====

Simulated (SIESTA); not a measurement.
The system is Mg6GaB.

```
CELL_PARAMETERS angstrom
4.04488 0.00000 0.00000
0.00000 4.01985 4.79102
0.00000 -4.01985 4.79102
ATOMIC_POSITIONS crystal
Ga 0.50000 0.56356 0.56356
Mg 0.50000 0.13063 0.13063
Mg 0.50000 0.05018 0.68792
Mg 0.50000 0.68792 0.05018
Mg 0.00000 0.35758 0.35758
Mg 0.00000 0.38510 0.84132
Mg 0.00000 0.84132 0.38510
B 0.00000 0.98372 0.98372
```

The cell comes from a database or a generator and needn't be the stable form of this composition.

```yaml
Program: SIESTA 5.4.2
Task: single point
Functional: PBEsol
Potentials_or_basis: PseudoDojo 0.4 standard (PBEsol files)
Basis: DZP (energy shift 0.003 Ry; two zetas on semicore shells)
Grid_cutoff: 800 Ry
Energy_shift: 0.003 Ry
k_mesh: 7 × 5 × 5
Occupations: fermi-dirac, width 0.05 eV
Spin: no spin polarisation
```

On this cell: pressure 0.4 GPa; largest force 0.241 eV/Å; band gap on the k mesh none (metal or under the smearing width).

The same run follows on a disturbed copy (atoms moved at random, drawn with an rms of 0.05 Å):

====

● ACTION ITEM
An exact copy of every record is needed, so retype them all.

● ANSWER AREA
Simulated (SIESTA); not a measurement.
The system is Mg6GaB.

```
CELL_PARAMETERS angstrom
4.04488 0.00000 0.00000
0.00000 4.01985 4.79102
0.00000 -4.01985 4.79102
ATOMIC_POSITIONS crystal
Ga 0.50000 0.56356 0.56356
Mg 0.50000 0.13063 0.13063
Mg 0.50000 0.05018 0.68792
Mg 0.50000 0.68792 0.05018
Mg 0.00000 0.35758 0.35758
Mg 0.00000 0.38510 0.84132
Mg 0.00000 0.84132 0.38510
B 0.00000 0.98372 0.98372
```

The cell comes from a database or a generator and needn't be the stable form of this composition.

```yaml
Program: SIESTA 5.4.2
Task: single point
Functional: PBEsol
Potentials_or_basis: PseudoDojo 0.4 standard (PBEsol files)
Basis: DZP (energy shift 0.003 Ry; two zetas on semicore shells)
Grid_cutoff: 800 Ry
Energy_shift: 0.003 Ry
k_mesh: 7 × 5 × 5
Occupations: fermi-dirac, width 0.05 eV
Spin: no spin polarisation
```

On this cell: pressure 0.4 GPa; largest force 0.241 eV/Å; band gap on the k mesh none (metal or under the smearing width).

The same run follows on a disturbed copy (atoms moved at random, drawn with an rms of 0.05 Å):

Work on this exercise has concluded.